▸ Task item: What is needed is an exact copy of all the entries below.

(Excerpted records begins)
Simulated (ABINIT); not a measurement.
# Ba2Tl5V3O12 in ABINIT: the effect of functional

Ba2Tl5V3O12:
(Excerpted records ends)

▸ Problem solution:
Simulated (ABINIT); not a measurement.
# Ba2Tl5V3O12 in ABINIT: the effect of functional

Ba2Tl5V3O12:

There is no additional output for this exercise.